**EXERCISE:**
The records that follow are to be transcribed word for word.

**DATASET EXTRACT:**
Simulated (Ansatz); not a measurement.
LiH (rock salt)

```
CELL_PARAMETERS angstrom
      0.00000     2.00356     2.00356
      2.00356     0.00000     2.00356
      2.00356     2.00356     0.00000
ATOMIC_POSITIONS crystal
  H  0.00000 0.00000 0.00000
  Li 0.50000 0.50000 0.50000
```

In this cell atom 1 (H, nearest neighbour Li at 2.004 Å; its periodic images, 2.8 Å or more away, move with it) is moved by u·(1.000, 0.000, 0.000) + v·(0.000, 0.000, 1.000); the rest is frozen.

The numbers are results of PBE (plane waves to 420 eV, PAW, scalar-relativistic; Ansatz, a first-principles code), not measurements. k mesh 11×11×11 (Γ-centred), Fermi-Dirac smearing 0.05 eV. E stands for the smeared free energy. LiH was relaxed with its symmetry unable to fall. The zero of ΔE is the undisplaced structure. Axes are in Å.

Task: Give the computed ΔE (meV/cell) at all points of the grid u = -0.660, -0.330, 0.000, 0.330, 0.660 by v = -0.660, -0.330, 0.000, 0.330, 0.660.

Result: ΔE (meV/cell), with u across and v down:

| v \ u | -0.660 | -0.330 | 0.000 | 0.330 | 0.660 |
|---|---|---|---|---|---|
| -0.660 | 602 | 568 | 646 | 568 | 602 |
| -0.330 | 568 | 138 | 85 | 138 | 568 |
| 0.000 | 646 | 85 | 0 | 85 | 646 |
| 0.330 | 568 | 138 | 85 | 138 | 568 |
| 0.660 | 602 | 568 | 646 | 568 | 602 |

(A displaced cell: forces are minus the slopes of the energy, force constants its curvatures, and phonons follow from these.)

**PROBLEM SOLUTION:**
Simulated (Ansatz); not a measurement.
LiH (rock salt)

```
CELL_PARAMETERS angstrom
      0.00000     2.00356     2.00356
      2.00356     0.00000     2.00356
      2.00356     2.00356     0.00000
ATOMIC_POSITIONS crystal
  H  0.00000 0.00000 0.00000
  Li 0.50000 0.50000 0.50000
```

In this cell atom 1 (H, nearest neighbour Li at 2.004 Å; its periodic images, 2.8 Å or more away, move with it) is moved by u·(1.000, 0.000, 0.000) + v·(0.000, 0.000, 1.000); the rest is frozen.

The numbers are results of PBE (plane waves to 420 eV, PAW, scalar-relativistic; Ansatz, a first-principles code), not measurements. k mesh 11×11×11 (Γ-centred), Fermi-Dirac smearing 0.05 eV. E stands for the smeared free energy. LiH was relaxed with its symmetry unable to fall. The zero of ΔE is the undisplaced structure. Axes are in Å.

Task: Give the computed ΔE (meV/cell) at all points of the grid u = -0.660, -0.330, 0.000, 0.330, 0.660 by v = -0.660, -0.330, 0.000, 0.330, 0.660.

Result: ΔE (meV/cell), with u across and v down:

| v \ u | -0.660 | -0.330 | 0.000 | 0.330 | 0.660 |
|---|---|---|---|---|---|
| -0.660 | 602 | 568 | 646 | 568 | 602 |
| -0.330 | 568 | 138 | 85 | 138 | 568 |
| 0.000 | 646 | 85 | 0 | 85 | 646 |
| 0.330 | 568 | 138 | 85 | 138 | 568 |
| 0.660 | 602 | 568 | 646 | 568 | 602 |

(A displaced cell: forces are minus the slopes of the energy, force constants its curvatures, and phonons follow from these.)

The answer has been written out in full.